# Required action
Set down, please, exactly the lines below that run from the line with "Crystal-field levels of Ti²⁺, 3d2" to the line with "S is read from ⟨S²⟩ = S(S + 1).", both lines included.

[Study material Boundary: Start]
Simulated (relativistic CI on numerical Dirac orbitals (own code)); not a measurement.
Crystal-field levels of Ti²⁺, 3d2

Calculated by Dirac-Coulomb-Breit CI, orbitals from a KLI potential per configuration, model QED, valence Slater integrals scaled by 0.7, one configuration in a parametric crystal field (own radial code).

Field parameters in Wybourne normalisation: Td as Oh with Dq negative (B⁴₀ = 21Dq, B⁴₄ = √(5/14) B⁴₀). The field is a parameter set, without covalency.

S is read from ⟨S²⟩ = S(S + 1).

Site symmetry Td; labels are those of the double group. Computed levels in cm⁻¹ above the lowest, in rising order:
[Study material Boundary: End]

# Exercise answer
Crystal-field levels of Ti²⁺, 3d2

Calculated by Dirac-Coulomb-Breit CI, orbitals from a KLI potential per configuration, model QED, valence Slater integrals scaled by 0.7, one configuration in a parametric crystal field (own radial code).

Field parameters in Wybourne normalisation: Td as Oh with Dq negative (B⁴₀ = 21Dq, B⁴₄ = √(5/14) B⁴₀). The field is a parameter set, without covalency.

S is read from ⟨S²⟩ = S(S + 1).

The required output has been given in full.